== Work request ==
Word for word, repeat each record that follows.

== Dataset entries ==
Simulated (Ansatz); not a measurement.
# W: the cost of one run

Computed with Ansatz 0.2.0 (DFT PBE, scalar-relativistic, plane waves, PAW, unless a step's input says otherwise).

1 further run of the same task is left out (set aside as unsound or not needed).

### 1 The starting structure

== Reply ==
Simulated (Ansatz); not a measurement.
# W: the cost of one run

Computed with Ansatz 0.2.0 (DFT PBE, scalar-relativistic, plane waves, PAW, unless a step's input says otherwise).

1 further run of the same task is left out (set aside as unsound or not needed).

### 1 The starting structure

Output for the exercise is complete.